*BRIEF:* Return each line of the data that follows exactly as it reads.

*DATA EXTRACT:*
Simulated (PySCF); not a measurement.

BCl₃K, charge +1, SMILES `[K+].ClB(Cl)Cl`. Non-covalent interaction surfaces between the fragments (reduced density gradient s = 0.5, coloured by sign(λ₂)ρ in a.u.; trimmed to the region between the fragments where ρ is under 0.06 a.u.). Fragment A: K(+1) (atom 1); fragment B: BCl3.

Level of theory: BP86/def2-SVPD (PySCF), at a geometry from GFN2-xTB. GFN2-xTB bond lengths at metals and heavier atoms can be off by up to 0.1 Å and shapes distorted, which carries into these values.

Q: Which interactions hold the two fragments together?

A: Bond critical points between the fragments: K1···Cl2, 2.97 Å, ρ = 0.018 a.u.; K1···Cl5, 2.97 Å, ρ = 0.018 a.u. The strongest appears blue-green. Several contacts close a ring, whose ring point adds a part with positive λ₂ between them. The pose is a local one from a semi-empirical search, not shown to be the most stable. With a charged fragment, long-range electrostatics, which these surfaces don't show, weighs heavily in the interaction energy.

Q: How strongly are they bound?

*EXERCISE SOLUTION:*
Simulated (PySCF); not a measurement.

BCl₃K, charge +1, SMILES `[K+].ClB(Cl)Cl`. Non-covalent interaction surfaces between the fragments (reduced density gradient s = 0.5, coloured by sign(λ₂)ρ in a.u.; trimmed to the region between the fragments where ρ is under 0.06 a.u.). Fragment A: K(+1) (atom 1); fragment B: BCl3.

Level of theory: BP86/def2-SVPD (PySCF), at a geometry from GFN2-xTB. GFN2-xTB bond lengths at metals and heavier atoms can be off by up to 0.1 Å and shapes distorted, which carries into these values.

Q: Which interactions hold the two fragments together?

A: Bond critical points between the fragments: K1···Cl2, 2.97 Å, ρ = 0.018 a.u.; K1···Cl5, 2.97 Å, ρ = 0.018 a.u. The strongest appears blue-green. Several contacts close a ring, whose ring point adds a part with positive λ₂ between them. The pose is a local one from a semi-empirical search, not shown to be the most stable. With a charged fragment, long-range electrostatics, which these surfaces don't show, weighs heavily in the interaction energy.

Q: How strongly are they bound?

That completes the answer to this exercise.